→ **EXTRACTED DATA**

• • • • • • •

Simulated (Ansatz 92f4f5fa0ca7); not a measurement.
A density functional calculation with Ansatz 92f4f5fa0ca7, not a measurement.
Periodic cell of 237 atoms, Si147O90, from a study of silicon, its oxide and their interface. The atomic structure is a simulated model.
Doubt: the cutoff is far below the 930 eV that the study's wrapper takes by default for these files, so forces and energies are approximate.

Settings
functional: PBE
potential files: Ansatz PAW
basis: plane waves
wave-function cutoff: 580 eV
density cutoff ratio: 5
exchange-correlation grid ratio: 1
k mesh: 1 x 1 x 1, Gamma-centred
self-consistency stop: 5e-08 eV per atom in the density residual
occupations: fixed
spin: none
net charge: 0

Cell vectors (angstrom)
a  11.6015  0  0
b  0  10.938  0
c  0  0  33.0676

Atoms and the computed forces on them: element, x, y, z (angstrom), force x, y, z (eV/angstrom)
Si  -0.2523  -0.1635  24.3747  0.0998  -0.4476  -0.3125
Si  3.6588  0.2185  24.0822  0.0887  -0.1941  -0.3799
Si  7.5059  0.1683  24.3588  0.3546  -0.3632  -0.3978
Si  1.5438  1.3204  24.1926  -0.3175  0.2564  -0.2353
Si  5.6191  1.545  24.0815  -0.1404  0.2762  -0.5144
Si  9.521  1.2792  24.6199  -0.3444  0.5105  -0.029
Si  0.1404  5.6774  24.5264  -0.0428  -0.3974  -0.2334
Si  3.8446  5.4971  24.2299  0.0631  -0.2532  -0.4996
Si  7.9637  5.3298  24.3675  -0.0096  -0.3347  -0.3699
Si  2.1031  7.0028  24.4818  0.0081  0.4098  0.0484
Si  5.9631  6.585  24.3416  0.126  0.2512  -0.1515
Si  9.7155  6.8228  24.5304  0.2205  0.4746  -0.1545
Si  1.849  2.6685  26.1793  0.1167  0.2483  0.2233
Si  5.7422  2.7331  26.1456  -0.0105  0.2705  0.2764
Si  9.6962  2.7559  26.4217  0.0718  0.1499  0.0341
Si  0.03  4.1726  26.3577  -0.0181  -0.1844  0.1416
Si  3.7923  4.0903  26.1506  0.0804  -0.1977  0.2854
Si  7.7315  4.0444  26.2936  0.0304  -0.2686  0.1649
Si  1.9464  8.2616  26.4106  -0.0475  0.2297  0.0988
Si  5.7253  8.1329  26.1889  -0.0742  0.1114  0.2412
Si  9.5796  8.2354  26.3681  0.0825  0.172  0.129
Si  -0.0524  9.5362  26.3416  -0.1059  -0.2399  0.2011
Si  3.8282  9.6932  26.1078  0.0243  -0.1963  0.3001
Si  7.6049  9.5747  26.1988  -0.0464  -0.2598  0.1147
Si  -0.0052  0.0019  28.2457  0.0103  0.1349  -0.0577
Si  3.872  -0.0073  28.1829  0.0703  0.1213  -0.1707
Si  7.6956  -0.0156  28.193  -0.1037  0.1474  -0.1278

• • • • • • •

→ **ASSIGNMENT**
Copy, please, exactly the lines that start at the first line of the data and end at the line containing "Periodic cell of", both kept and no others.

→ **EXERCISE ANSWER**
Simulated (Ansatz 92f4f5fa0ca7); not a measurement.
A density functional calculation with Ansatz 92f4f5fa0ca7, not a measurement.
Periodic cell of 237 atoms, Si147O90, from a study of silicon, its oxide and their interface. The atomic structure is a simulated model.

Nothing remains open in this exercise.